- - -

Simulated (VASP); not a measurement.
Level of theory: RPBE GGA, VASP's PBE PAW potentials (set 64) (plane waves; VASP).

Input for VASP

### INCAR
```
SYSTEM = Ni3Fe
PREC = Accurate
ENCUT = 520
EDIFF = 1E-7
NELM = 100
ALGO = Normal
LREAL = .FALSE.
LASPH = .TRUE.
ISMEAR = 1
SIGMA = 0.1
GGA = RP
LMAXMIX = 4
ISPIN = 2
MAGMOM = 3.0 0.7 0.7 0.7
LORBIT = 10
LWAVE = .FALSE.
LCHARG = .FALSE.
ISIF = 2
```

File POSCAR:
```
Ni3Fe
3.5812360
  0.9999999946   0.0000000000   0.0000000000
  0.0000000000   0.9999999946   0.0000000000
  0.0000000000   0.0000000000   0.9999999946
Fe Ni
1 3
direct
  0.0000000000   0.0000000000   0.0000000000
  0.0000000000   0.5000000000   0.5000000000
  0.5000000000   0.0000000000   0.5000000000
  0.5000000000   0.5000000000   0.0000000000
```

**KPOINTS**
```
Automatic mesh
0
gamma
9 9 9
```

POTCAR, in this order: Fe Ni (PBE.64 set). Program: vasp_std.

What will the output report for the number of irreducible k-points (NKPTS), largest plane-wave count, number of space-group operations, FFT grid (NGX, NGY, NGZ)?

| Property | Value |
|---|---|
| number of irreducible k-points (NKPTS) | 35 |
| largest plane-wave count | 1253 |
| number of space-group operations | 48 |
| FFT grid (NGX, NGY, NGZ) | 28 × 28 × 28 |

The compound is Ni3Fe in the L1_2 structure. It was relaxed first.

- - -

ACTION ITEM:
Starting with the line with "count | 1253 |" above and going on through the line with "28 × 28 × 28 |", transcribe every line exactly, both ends included, and add nothing.

RESPONSE:
| largest plane-wave count | 1253 |
| number of space-group operations | 48 |
| FFT grid (NGX, NGY, NGZ) | 28 × 28 × 28 |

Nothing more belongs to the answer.